--- WORK ORDER ---
In this exercise, restate the listing word for word.

--- INFORMATION GIVEN ---
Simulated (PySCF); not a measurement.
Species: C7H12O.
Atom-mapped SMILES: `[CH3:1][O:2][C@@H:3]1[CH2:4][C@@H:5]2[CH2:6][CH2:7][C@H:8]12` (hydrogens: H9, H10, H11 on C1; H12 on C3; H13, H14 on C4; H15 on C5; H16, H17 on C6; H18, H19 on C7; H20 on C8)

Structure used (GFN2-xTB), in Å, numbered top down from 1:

--- EXERCISE SOLUTION ---
Simulated (PySCF); not a measurement.
Species: C7H12O.
Atom-mapped SMILES: `[CH3:1][O:2][C@@H:3]1[CH2:4][C@@H:5]2[CH2:6][CH2:7][C@H:8]12` (hydrogens: H9, H10, H11 on C1; H12 on C3; H13, H14 on C4; H15 on C5; H16, H17 on C6; H18, H19 on C7; H20 on C8)

Structure used (GFN2-xTB), in Å, numbered top down from 1:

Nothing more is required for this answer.